### [EXTRACTED MATERIAL]
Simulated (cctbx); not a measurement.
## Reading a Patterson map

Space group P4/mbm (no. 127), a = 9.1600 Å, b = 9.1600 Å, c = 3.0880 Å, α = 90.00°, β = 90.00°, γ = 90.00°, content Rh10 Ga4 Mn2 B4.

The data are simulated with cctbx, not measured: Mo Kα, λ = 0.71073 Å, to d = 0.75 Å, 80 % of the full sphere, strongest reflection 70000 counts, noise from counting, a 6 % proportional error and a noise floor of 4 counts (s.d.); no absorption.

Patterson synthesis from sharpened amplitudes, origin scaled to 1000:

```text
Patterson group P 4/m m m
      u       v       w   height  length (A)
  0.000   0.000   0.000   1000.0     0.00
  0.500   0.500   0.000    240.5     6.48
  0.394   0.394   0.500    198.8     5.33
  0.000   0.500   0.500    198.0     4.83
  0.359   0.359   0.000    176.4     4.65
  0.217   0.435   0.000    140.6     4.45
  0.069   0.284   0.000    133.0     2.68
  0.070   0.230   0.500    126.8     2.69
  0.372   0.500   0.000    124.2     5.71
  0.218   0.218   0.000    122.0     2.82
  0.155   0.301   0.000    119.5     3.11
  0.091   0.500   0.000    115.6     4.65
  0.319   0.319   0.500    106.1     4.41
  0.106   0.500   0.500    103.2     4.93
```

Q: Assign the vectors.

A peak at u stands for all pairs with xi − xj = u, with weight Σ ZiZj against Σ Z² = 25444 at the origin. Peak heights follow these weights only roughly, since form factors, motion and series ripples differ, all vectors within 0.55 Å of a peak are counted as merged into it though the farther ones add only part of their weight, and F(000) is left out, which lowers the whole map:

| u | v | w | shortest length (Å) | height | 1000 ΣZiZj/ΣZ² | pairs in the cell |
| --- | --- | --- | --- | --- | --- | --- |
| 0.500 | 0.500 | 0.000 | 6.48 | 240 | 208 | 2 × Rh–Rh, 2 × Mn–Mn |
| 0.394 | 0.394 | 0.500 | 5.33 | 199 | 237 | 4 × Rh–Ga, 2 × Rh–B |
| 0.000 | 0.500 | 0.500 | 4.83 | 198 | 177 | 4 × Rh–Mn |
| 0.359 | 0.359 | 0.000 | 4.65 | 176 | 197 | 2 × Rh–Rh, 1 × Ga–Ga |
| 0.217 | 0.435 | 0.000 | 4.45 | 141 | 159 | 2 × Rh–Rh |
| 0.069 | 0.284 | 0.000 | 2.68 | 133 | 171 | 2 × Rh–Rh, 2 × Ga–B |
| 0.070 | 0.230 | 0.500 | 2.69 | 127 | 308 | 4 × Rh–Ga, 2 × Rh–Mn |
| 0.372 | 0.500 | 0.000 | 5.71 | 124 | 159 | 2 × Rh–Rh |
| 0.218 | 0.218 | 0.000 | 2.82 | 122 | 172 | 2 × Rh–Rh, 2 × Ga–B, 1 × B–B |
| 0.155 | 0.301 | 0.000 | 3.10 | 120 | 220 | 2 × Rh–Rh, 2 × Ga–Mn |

### [WORK REQUEST]
After locating the line with "4 × Rh–Mn |" in the material above, return it and each line after it exactly, ending at the line with "Ga–B, 1 × B–B |".

### [EXPECTED ANSWER]
| 0.000 | 0.500 | 0.500 | 4.83 | 198 | 177 | 4 × Rh–Mn |
| 0.359 | 0.359 | 0.000 | 4.65 | 176 | 197 | 2 × Rh–Rh, 1 × Ga–Ga |
| 0.217 | 0.435 | 0.000 | 4.45 | 141 | 159 | 2 × Rh–Rh |
| 0.069 | 0.284 | 0.000 | 2.68 | 133 | 171 | 2 × Rh–Rh, 2 × Ga–B |
| 0.070 | 0.230 | 0.500 | 2.69 | 127 | 308 | 4 × Rh–Ga, 2 × Rh–Mn |
| 0.372 | 0.500 | 0.000 | 5.71 | 124 | 159 | 2 × Rh–Rh |
| 0.218 | 0.218 | 0.000 | 2.82 | 122 | 172 | 2 × Rh–Rh, 2 × Ga–B, 1 × B–B |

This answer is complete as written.